ACTION ITEM: Transcribe the entries below exactly as they appear.

SOURCE INFORMATION Block Start
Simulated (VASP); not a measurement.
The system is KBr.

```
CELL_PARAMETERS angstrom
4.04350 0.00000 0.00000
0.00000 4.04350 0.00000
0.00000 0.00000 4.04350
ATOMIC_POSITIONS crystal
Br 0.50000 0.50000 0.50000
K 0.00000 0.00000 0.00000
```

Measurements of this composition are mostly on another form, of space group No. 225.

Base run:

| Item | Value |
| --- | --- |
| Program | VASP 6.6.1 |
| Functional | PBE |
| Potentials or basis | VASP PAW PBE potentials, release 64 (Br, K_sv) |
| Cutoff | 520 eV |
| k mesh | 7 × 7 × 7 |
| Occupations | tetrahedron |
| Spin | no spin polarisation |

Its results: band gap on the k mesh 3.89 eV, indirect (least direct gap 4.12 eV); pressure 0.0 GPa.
SOURCE INFORMATION Block End

YOUR RESPONSE:
Simulated (VASP); not a measurement.
The system is KBr.

```
CELL_PARAMETERS angstrom
4.04350 0.00000 0.00000
0.00000 4.04350 0.00000
0.00000 0.00000 4.04350
ATOMIC_POSITIONS crystal
Br 0.50000 0.50000 0.50000
K 0.00000 0.00000 0.00000
```

Measurements of this composition are mostly on another form, of space group No. 225.

Base run:

| Item | Value |
| --- | --- |
| Program | VASP 6.6.1 |
| Functional | PBE |
| Potentials or basis | VASP PAW PBE potentials, release 64 (Br, K_sv) |
| Cutoff | 520 eV |
| k mesh | 7 × 7 × 7 |
| Occupations | tetrahedron |
| Spin | no spin polarisation |

Its results: band gap on the k mesh 3.89 eV, indirect (least direct gap 4.12 eV); pressure 0.0 GPa.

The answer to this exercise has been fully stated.